• BRIEF:
Please copy out the listing below in full and exactly.

• INFORMATION:
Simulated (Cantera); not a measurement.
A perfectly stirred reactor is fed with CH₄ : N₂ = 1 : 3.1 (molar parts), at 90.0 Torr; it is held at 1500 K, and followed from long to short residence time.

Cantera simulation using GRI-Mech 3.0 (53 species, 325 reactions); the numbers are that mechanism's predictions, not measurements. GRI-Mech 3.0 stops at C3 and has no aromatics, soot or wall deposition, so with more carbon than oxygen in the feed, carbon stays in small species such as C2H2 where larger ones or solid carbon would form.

• EXERCISE SOLUTION:
Simulated (Cantera); not a measurement.
A perfectly stirred reactor is fed with CH₄ : N₂ = 1 : 3.1 (molar parts), at 90.0 Torr; it is held at 1500 K, and followed from long to short residence time.

Cantera simulation using GRI-Mech 3.0 (53 species, 325 reactions); the numbers are that mechanism's predictions, not measurements. GRI-Mech 3.0 stops at C3 and has no aromatics, soot or wall deposition, so with more carbon than oxygen in the feed, carbon stays in small species such as C2H2 where larger ones or solid carbon would form.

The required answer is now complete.